_Listed records:_
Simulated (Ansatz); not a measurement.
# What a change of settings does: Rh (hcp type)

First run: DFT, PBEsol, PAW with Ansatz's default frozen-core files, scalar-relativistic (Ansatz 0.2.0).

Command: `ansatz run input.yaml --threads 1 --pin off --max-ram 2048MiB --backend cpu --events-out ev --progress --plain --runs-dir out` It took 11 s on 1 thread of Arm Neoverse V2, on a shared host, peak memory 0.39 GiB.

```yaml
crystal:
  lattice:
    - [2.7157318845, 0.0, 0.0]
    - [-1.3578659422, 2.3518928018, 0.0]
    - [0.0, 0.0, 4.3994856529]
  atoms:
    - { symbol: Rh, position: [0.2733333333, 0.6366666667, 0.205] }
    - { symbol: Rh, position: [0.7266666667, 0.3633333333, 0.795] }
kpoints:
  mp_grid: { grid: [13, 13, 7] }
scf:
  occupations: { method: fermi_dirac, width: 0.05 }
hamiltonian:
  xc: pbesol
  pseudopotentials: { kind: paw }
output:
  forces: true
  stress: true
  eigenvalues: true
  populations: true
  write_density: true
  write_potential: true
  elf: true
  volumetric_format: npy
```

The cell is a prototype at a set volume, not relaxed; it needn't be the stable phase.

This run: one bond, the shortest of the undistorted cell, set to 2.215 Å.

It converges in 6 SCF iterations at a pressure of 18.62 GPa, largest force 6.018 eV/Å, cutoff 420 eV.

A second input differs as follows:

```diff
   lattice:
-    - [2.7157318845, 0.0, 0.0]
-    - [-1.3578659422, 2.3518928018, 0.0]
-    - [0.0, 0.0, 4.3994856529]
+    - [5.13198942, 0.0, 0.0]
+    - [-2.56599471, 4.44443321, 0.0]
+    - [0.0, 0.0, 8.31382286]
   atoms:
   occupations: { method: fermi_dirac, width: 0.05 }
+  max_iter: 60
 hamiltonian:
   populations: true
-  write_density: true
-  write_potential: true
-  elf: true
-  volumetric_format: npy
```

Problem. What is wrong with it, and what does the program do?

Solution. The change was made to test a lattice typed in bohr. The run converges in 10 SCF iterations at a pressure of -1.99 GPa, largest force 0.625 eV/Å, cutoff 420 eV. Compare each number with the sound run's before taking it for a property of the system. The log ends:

_Requirement:_ Starting at the line that has "The cell is" in the records above, restate word for word every line until the one that has "Problem. What is", and include that one as well.

_Task solution:_
The cell is a prototype at a set volume, not relaxed; it needn't be the stable phase.

This run: one bond, the shortest of the undistorted cell, set to 2.215 Å.

It converges in 6 SCF iterations at a pressure of 18.62 GPa, largest force 6.018 eV/Å, cutoff 420 eV.

A second input differs as follows:

```diff
   lattice:
-    - [2.7157318845, 0.0, 0.0]
-    - [-1.3578659422, 2.3518928018, 0.0]
-    - [0.0, 0.0, 4.3994856529]
+    - [5.13198942, 0.0, 0.0]
+    - [-2.56599471, 4.44443321, 0.0]
+    - [0.0, 0.0, 8.31382286]
   atoms:
   occupations: { method: fermi_dirac, width: 0.05 }
+  max_iter: 60
 hamiltonian:
   populations: true
-  write_density: true
-  write_potential: true
-  elf: true
-  volumetric_format: npy
```

Problem. What is wrong with it, and what does the program do?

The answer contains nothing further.